## [WORK ORDER]
The entries are to be written out again with no differences.

## [MATERIAL SHOWN]
┄┄┄┄┄┄
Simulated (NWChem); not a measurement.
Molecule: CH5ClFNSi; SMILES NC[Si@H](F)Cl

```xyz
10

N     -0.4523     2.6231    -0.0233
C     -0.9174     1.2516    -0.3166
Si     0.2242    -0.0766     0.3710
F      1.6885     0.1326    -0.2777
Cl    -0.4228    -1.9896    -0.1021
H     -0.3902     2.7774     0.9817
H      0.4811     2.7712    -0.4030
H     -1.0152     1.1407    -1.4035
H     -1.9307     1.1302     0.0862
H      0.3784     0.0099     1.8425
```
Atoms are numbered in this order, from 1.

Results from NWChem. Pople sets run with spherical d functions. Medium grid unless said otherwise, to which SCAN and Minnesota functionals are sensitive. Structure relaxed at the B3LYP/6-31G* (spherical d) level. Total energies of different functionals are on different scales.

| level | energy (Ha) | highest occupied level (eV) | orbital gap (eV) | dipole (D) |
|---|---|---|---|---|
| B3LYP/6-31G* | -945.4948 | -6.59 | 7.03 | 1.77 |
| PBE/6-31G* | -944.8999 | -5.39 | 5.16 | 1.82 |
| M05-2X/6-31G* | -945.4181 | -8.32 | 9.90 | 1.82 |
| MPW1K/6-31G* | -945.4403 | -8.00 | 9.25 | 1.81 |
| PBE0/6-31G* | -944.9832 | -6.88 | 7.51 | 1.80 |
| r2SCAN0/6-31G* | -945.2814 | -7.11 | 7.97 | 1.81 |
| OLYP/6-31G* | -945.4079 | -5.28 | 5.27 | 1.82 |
┄┄┄┄┄┄

## [SOLUTION]
Simulated (NWChem); not a measurement.
Molecule: CH5ClFNSi; SMILES NC[Si@H](F)Cl

```xyz
10

N     -0.4523     2.6231    -0.0233
C     -0.9174     1.2516    -0.3166
Si     0.2242    -0.0766     0.3710
F      1.6885     0.1326    -0.2777
Cl    -0.4228    -1.9896    -0.1021
H     -0.3902     2.7774     0.9817
H      0.4811     2.7712    -0.4030
H     -1.0152     1.1407    -1.4035
H     -1.9307     1.1302     0.0862
H      0.3784     0.0099     1.8425
```
Atoms are numbered in this order, from 1.

Results from NWChem. Pople sets run with spherical d functions. Medium grid unless said otherwise, to which SCAN and Minnesota functionals are sensitive. Structure relaxed at the B3LYP/6-31G* (spherical d) level. Total energies of different functionals are on different scales.

| level | energy (Ha) | highest occupied level (eV) | orbital gap (eV) | dipole (D) |
|---|---|---|---|---|
| B3LYP/6-31G* | -945.4948 | -6.59 | 7.03 | 1.77 |
| PBE/6-31G* | -944.8999 | -5.39 | 5.16 | 1.82 |
| M05-2X/6-31G* | -945.4181 | -8.32 | 9.90 | 1.82 |
| MPW1K/6-31G* | -945.4403 | -8.00 | 9.25 | 1.81 |
| PBE0/6-31G* | -944.9832 | -6.88 | 7.51 | 1.80 |
| r2SCAN0/6-31G* | -945.2814 | -7.11 | 7.97 | 1.81 |
| OLYP/6-31G* | -945.4079 | -5.28 | 5.27 | 1.82 |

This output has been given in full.